__Work task__: Reproduce all of the records exactly.

┌─ Records shown

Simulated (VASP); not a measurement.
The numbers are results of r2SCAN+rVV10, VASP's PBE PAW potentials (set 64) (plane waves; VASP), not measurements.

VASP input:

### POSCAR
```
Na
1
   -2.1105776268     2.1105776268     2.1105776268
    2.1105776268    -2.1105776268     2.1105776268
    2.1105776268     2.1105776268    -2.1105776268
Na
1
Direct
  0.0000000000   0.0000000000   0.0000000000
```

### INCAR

└─

__Written answer__:
Simulated (VASP); not a measurement.
The numbers are results of r2SCAN+rVV10, VASP's PBE PAW potentials (set 64) (plane waves; VASP), not measurements.

VASP input:

### POSCAR
```
Na
1
   -2.1105776268     2.1105776268     2.1105776268
    2.1105776268    -2.1105776268     2.1105776268
    2.1105776268     2.1105776268    -2.1105776268
Na
1
Direct
  0.0000000000   0.0000000000   0.0000000000
```

### INCAR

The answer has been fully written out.